| BRIEF |
Write out the lines from the top of the material through the line with "At the start: pressure", exactly and with nothing added.

######

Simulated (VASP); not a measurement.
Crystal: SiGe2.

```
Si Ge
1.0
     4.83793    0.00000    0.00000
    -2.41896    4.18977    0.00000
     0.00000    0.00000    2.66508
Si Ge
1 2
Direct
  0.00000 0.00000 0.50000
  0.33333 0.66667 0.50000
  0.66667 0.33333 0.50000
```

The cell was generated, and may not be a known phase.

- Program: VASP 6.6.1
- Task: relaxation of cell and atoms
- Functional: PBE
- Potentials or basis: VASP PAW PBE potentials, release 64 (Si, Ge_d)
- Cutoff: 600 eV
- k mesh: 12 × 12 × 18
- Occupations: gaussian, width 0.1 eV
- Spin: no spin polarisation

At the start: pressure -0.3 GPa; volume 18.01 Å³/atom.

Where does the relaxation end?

######

| RESPONSE |
Simulated (VASP); not a measurement.
Crystal: SiGe2.

```
Si Ge
1.0
     4.83793    0.00000    0.00000
    -2.41896    4.18977    0.00000
     0.00000    0.00000    2.66508
Si Ge
1 2
Direct
  0.00000 0.00000 0.50000
  0.33333 0.66667 0.50000
  0.66667 0.33333 0.50000
```

The cell was generated, and may not be a known phase.

- Program: VASP 6.6.1
- Task: relaxation of cell and atoms
- Functional: PBE
- Potentials or basis: VASP PAW PBE potentials, release 64 (Si, Ge_d)
- Cutoff: 600 eV
- k mesh: 12 × 12 × 18
- Occupations: gaussian, width 0.1 eV
- Spin: no spin polarisation

At the start: pressure -0.3 GPa; volume 18.01 Å³/atom.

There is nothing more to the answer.